**Work request**. Your answer must be an exact transcription of every entry.

** Opening Extracted entries block **
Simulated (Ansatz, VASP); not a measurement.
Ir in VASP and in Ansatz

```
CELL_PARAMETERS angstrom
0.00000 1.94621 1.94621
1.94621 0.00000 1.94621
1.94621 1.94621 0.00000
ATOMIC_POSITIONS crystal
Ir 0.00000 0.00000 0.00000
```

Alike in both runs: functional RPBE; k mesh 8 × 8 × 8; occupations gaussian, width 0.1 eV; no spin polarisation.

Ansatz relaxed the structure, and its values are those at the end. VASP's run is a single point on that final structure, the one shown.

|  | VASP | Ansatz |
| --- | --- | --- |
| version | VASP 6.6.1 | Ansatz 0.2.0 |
** Closing Extracted entries block **

**Expected answer**.
Simulated (Ansatz, VASP); not a measurement.
Ir in VASP and in Ansatz

```
CELL_PARAMETERS angstrom
0.00000 1.94621 1.94621
1.94621 0.00000 1.94621
1.94621 1.94621 0.00000
ATOMIC_POSITIONS crystal
Ir 0.00000 0.00000 0.00000
```

Alike in both runs: functional RPBE; k mesh 8 × 8 × 8; occupations gaussian, width 0.1 eV; no spin polarisation.

Ansatz relaxed the structure, and its values are those at the end. VASP's run is a single point on that final structure, the one shown.

|  | VASP | Ansatz |
| --- | --- | --- |
| version | VASP 6.6.1 | Ansatz 0.2.0 |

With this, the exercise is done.